▸ **Data supplied**
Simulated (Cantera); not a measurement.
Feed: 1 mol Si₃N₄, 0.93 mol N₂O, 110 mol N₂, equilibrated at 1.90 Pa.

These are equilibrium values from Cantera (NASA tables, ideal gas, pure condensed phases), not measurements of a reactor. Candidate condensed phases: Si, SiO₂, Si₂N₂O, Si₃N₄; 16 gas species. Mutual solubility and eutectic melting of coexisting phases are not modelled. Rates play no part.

▸ **Work instruction**
Down to the last line, repeat the data exactly.

▸ **Written solution**
Simulated (Cantera); not a measurement.
Feed: 1 mol Si₃N₄, 0.93 mol N₂O, 110 mol N₂, equilibrated at 1.90 Pa.

These are equilibrium values from Cantera (NASA tables, ideal gas, pure condensed phases), not measurements of a reactor. Candidate condensed phases: Si, SiO₂, Si₂N₂O, Si₃N₄; 16 gas species. Mutual solubility and eutectic melting of coexisting phases are not modelled. Rates play no part.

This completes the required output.